[EXTRACTED INFORMATION]:
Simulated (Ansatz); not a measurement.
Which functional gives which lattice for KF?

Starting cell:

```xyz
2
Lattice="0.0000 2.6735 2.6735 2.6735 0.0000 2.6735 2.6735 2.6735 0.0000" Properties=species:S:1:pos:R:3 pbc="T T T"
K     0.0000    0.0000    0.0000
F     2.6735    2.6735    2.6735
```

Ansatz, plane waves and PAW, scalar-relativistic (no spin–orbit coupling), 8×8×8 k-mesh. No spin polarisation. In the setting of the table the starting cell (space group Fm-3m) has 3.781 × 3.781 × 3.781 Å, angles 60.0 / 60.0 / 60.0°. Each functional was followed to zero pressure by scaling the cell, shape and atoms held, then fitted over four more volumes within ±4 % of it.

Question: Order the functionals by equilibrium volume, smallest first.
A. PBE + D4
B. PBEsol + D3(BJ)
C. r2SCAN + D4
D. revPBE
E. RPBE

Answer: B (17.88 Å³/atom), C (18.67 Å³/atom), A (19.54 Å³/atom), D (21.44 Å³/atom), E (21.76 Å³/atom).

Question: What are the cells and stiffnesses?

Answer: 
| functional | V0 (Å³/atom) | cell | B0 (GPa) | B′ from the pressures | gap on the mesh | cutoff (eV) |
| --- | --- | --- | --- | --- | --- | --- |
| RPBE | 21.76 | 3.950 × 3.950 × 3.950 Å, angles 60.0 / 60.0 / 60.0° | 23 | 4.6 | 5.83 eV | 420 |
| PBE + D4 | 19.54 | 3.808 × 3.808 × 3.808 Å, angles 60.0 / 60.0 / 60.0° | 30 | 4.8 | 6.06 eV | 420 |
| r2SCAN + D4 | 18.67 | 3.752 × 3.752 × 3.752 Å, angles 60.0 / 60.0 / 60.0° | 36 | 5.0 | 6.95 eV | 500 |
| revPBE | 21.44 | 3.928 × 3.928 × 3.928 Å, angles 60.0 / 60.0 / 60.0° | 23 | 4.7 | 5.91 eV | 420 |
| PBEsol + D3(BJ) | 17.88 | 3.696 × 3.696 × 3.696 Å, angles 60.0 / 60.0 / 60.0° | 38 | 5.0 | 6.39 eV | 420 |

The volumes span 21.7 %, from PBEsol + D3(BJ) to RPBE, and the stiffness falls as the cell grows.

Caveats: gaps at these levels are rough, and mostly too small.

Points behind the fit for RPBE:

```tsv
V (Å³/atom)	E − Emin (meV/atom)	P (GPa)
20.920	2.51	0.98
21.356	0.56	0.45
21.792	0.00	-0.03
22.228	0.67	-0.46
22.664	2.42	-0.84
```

[ASSIGNED TASK]: All that is wanted is the stretch of lines above from the one containing "Question: Order the" through the one containing "5.83 eV | 420 |", duplicated exactly.

[YOUR SOLUTION]:
Question: Order the functionals by equilibrium volume, smallest first.
A. PBE + D4
B. PBEsol + D3(BJ)
C. r2SCAN + D4
D. revPBE
E. RPBE

Answer: B (17.88 Å³/atom), C (18.67 Å³/atom), A (19.54 Å³/atom), D (21.44 Å³/atom), E (21.76 Å³/atom).

Question: What are the cells and stiffnesses?

Answer: 
| functional | V0 (Å³/atom) | cell | B0 (GPa) | B′ from the pressures | gap on the mesh | cutoff (eV) |
| --- | --- | --- | --- | --- | --- | --- |
| RPBE | 21.76 | 3.950 × 3.950 × 3.950 Å, angles 60.0 / 60.0 / 60.0° | 23 | 4.6 | 5.83 eV | 420 |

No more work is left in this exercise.